• _Exercise_
Reproduce every entry exactly, without alteration.

• _Listed entries_
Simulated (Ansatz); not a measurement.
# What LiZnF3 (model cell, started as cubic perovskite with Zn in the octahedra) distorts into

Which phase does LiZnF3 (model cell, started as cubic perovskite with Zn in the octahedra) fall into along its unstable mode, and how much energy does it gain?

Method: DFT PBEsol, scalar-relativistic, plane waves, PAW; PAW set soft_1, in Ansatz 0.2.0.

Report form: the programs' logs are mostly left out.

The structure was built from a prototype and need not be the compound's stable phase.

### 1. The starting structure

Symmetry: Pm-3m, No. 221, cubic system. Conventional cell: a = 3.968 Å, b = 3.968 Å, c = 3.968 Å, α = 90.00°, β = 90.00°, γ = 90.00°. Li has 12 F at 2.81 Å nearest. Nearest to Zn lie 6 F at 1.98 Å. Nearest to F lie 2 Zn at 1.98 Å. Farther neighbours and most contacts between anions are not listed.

• _Problem solution_
Simulated (Ansatz); not a measurement.
# What LiZnF3 (model cell, started as cubic perovskite with Zn in the octahedra) distorts into

Which phase does LiZnF3 (model cell, started as cubic perovskite with Zn in the octahedra) fall into along its unstable mode, and how much energy does it gain?

Method: DFT PBEsol, scalar-relativistic, plane waves, PAW; PAW set soft_1, in Ansatz 0.2.0.

Report form: the programs' logs are mostly left out.

The structure was built from a prototype and need not be the compound's stable phase.

### 1. The starting structure

Symmetry: Pm-3m, No. 221, cubic system. Conventional cell: a = 3.968 Å, b = 3.968 Å, c = 3.968 Å, α = 90.00°, β = 90.00°, γ = 90.00°. Li has 12 F at 2.81 Å nearest. Nearest to Zn lie 6 F at 1.98 Å. Nearest to F lie 2 Zn at 1.98 Å. Farther neighbours and most contacts between anions are not listed.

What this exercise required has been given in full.